» Work item
The listing that follows is to be repeated exactly.

» Entries supplied

^^^^^^^^^^^^^^^^

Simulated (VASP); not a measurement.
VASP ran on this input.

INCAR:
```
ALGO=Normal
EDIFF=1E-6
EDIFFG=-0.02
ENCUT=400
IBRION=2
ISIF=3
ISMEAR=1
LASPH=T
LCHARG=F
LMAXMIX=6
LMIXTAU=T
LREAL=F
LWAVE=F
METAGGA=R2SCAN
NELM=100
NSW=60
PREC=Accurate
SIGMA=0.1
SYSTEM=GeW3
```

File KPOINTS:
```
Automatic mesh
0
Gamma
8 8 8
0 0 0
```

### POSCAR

^^^^^^^^^^^^^^^^

» Written solution
Simulated (VASP); not a measurement.
VASP ran on this input.

INCAR:
```
ALGO=Normal
EDIFF=1E-6
EDIFFG=-0.02
ENCUT=400
IBRION=2
ISIF=3
ISMEAR=1
LASPH=T
LCHARG=F
LMAXMIX=6
LMIXTAU=T
LREAL=F
LWAVE=F
METAGGA=R2SCAN
NELM=100
NSW=60
PREC=Accurate
SIGMA=0.1
SYSTEM=GeW3
```

File KPOINTS:
```
Automatic mesh
0
Gamma
8 8 8
0 0 0
```

### POSCAR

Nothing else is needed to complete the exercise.